WORK TASK :: Could you write out the records below exactly as they appear?

INFORMATION SHOWN ::
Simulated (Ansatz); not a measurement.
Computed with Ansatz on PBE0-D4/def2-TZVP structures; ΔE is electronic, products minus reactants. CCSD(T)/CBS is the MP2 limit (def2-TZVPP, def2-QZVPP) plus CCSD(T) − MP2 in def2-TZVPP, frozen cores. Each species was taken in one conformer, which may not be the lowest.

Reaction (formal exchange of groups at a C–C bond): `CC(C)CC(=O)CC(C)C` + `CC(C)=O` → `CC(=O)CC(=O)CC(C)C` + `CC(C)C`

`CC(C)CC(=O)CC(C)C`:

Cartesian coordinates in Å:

WRITTEN SOLUTION ::
Simulated (Ansatz); not a measurement.
Computed with Ansatz on PBE0-D4/def2-TZVP structures; ΔE is electronic, products minus reactants. CCSD(T)/CBS is the MP2 limit (def2-TZVPP, def2-QZVPP) plus CCSD(T) − MP2 in def2-TZVPP, frozen cores. Each species was taken in one conformer, which may not be the lowest.

Reaction (formal exchange of groups at a C–C bond): `CC(C)CC(=O)CC(C)C` + `CC(C)=O` → `CC(=O)CC(=O)CC(C)C` + `CC(C)C`

`CC(C)CC(=O)CC(C)C`:

Cartesian coordinates in Å:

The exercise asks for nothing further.